**Excerpted data**
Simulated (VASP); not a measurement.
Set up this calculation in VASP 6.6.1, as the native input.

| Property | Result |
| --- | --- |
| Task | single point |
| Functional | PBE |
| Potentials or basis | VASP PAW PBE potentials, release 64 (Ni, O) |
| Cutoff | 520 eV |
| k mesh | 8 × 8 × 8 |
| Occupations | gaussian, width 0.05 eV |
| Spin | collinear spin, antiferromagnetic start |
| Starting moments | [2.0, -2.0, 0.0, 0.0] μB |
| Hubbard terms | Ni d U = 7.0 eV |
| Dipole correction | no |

**Work instruction**
Retype the records above exactly, so that no line differs from its source.

**Solution**
Simulated (VASP); not a measurement.
Set up this calculation in VASP 6.6.1, as the native input.

| Property | Result |
| --- | --- |
| Task | single point |
| Functional | PBE |
| Potentials or basis | VASP PAW PBE potentials, release 64 (Ni, O) |
| Cutoff | 520 eV |
| k mesh | 8 × 8 × 8 |
| Occupations | gaussian, width 0.05 eV |
| Spin | collinear spin, antiferromagnetic start |
| Starting moments | [2.0, -2.0, 0.0, 0.0] μB |
| Hubbard terms | Ni d U = 7.0 eV |
| Dipole correction | no |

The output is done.